# [Work item]
From the first line onward, reproduce the records exactly; the final line to include is the one holding "Caveats: the potentials".

- - - - -

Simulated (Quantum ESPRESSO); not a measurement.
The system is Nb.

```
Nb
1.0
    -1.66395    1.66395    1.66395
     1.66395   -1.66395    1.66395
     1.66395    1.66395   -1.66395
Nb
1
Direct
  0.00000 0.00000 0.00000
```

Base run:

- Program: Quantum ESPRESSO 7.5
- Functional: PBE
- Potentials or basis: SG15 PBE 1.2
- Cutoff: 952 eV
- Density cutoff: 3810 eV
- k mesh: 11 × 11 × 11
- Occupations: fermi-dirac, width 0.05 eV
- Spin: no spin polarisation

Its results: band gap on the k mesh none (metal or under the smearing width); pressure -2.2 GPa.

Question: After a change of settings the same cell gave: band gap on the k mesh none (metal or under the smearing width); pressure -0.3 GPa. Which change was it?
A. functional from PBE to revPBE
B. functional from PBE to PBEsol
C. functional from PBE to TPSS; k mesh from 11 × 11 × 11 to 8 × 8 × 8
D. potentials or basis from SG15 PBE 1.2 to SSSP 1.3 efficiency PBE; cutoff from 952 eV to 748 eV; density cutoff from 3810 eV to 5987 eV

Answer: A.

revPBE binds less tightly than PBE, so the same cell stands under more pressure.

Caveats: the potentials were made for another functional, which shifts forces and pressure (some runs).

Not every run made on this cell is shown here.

- - - - -

# [Result]
Simulated (Quantum ESPRESSO); not a measurement.
The system is Nb.

```
Nb
1.0
    -1.66395    1.66395    1.66395
     1.66395   -1.66395    1.66395
     1.66395    1.66395   -1.66395
Nb
1
Direct
  0.00000 0.00000 0.00000
```

Base run:

- Program: Quantum ESPRESSO 7.5
- Functional: PBE
- Potentials or basis: SG15 PBE 1.2
- Cutoff: 952 eV
- Density cutoff: 3810 eV
- k mesh: 11 × 11 × 11
- Occupations: fermi-dirac, width 0.05 eV
- Spin: no spin polarisation

Its results: band gap on the k mesh none (metal or under the smearing width); pressure -2.2 GPa.

Question: After a change of settings the same cell gave: band gap on the k mesh none (metal or under the smearing width); pressure -0.3 GPa. Which change was it?
A. functional from PBE to revPBE
B. functional from PBE to PBEsol
C. functional from PBE to TPSS; k mesh from 11 × 11 × 11 to 8 × 8 × 8
D. potentials or basis from SG15 PBE 1.2 to SSSP 1.3 efficiency PBE; cutoff from 952 eV to 748 eV; density cutoff from 3810 eV to 5987 eV

Answer: A.

revPBE binds less tightly than PBE, so the same cell stands under more pressure.

Caveats: the potentials were made for another functional, which shifts forces and pressure (some runs).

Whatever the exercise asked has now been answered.